Required action: The entries that follow include a run beginning at the line with "This isn't the" and ending at the line with "Each run relaxes the cell or the atoms first."; restate that run word for word and leave the rest out.

Supplied data:
━━━━━━━━━━

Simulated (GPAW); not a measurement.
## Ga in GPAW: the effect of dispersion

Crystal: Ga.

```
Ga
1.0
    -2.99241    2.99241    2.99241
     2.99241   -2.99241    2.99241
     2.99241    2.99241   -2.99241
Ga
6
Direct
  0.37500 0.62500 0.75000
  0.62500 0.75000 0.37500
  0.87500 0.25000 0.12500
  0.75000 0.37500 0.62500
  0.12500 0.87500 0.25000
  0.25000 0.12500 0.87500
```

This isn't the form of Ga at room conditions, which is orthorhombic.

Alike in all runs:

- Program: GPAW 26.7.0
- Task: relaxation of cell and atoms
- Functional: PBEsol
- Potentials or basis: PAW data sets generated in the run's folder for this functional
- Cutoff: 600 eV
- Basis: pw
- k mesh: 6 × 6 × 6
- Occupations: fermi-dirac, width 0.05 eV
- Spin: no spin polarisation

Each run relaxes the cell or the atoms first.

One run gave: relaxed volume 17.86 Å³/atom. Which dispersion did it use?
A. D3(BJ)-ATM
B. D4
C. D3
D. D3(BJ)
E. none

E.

━━━━━━━━━━

Exercise response:
This isn't the form of Ga at room conditions, which is orthorhombic.

Alike in all runs:

- Program: GPAW 26.7.0
- Task: relaxation of cell and atoms
- Functional: PBEsol
- Potentials or basis: PAW data sets generated in the run's folder for this functional
- Cutoff: 600 eV
- Basis: pw
- k mesh: 6 × 6 × 6
- Occupations: fermi-dirac, width 0.05 eV
- Spin: no spin polarisation

Each run relaxes the cell or the atoms first.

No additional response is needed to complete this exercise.